Segment Start: Data under study

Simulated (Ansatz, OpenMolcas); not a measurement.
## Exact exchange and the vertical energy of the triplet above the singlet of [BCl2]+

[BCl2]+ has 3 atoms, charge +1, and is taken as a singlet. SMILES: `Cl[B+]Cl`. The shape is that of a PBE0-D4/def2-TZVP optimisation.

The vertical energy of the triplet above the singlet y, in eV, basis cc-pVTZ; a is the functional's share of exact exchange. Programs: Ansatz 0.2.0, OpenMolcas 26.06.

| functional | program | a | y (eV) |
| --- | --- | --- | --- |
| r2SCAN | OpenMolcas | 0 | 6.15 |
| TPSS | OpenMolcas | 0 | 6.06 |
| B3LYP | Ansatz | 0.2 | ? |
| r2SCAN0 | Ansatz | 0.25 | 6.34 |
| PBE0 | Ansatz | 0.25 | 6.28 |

Segment End: Data under study

▸ **Activity**
Take the listing above and set it down exactly.

▸ **Exercise answer**
Simulated (Ansatz, OpenMolcas); not a measurement.
## Exact exchange and the vertical energy of the triplet above the singlet of [BCl2]+

[BCl2]+ has 3 atoms, charge +1, and is taken as a singlet. SMILES: `Cl[B+]Cl`. The shape is that of a PBE0-D4/def2-TZVP optimisation.

The vertical energy of the triplet above the singlet y, in eV, basis cc-pVTZ; a is the functional's share of exact exchange. Programs: Ansatz 0.2.0, OpenMolcas 26.06.

| functional | program | a | y (eV) |
| --- | --- | --- | --- |
| r2SCAN | OpenMolcas | 0 | 6.15 |
| TPSS | OpenMolcas | 0 | 6.06 |
| B3LYP | Ansatz | 0.2 | ? |
| r2SCAN0 | Ansatz | 0.25 | 6.34 |
| PBE0 | Ansatz | 0.25 | 6.28 |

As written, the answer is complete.